#### [Data shown]
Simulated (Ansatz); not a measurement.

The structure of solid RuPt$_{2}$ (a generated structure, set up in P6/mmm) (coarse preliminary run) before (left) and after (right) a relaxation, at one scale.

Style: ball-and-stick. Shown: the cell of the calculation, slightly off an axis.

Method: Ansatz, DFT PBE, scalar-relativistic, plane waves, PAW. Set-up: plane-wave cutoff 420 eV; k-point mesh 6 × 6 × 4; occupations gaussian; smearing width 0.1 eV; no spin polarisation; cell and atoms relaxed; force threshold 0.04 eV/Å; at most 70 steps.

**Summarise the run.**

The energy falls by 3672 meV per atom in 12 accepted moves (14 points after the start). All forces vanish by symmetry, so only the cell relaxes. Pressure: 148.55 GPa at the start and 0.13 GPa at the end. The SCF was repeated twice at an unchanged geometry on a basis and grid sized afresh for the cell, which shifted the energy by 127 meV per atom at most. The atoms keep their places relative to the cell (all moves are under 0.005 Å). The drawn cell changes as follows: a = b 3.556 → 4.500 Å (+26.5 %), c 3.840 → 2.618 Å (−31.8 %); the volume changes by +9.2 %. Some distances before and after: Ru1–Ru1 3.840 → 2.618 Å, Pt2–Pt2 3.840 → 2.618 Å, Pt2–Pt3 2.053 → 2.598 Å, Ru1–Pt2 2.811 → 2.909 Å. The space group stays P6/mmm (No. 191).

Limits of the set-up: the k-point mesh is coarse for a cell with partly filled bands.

#### [Assignment]
Extract the lines above, from the first one through the one containing "The energy falls", and return only those, unchanged.

#### [Answer section]
Simulated (Ansatz); not a measurement.

The structure of solid RuPt$_{2}$ (a generated structure, set up in P6/mmm) (coarse preliminary run) before (left) and after (right) a relaxation, at one scale.

Style: ball-and-stick. Shown: the cell of the calculation, slightly off an axis.

Method: Ansatz, DFT PBE, scalar-relativistic, plane waves, PAW. Set-up: plane-wave cutoff 420 eV; k-point mesh 6 × 6 × 4; occupations gaussian; smearing width 0.1 eV; no spin polarisation; cell and atoms relaxed; force threshold 0.04 eV/Å; at most 70 steps.

**Summarise the run.**

The energy falls by 3672 meV per atom in 12 accepted moves (14 points after the start). All forces vanish by symmetry, so only the cell relaxes. Pressure: 148.55 GPa at the start and 0.13 GPa at the end. The SCF was repeated twice at an unchanged geometry on a basis and grid sized afresh for the cell, which shifted the energy by 127 meV per atom at most. The atoms keep their places relative to the cell (all moves are under 0.005 Å). The drawn cell changes as follows: a = b 3.556 → 4.500 Å (+26.5 %), c 3.840 → 2.618 Å (−31.8 %); the volume changes by +9.2 %. Some distances before and after: Ru1–Ru1 3.840 → 2.618 Å, Pt2–Pt2 3.840 → 2.618 Å, Pt2–Pt3 2.053 → 2.598 Å, Ru1–Pt2 2.811 → 2.909 Å. The space group stays P6/mmm (No. 191).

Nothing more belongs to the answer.